INFORMATION
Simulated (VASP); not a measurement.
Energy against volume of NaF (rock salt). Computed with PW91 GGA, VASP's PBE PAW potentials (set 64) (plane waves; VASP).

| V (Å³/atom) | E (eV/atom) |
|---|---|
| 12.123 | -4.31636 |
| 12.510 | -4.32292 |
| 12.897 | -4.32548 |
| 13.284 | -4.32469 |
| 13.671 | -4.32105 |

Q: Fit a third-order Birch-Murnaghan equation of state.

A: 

ASSIGNED TASK
Provide a verbatim reproduction of all the records.

TASK OUTPUT
Simulated (VASP); not a measurement.
Energy against volume of NaF (rock salt). Computed with PW91 GGA, VASP's PBE PAW potentials (set 64) (plane waves; VASP).

| V (Å³/atom) | E (eV/atom) |
|---|---|
| 12.123 | -4.31636 |
| 12.510 | -4.32292 |
| 12.897 | -4.32548 |
| 13.284 | -4.32469 |
| 13.671 | -4.32105 |

Q: Fit a third-order Birch-Murnaghan equation of state.

A: 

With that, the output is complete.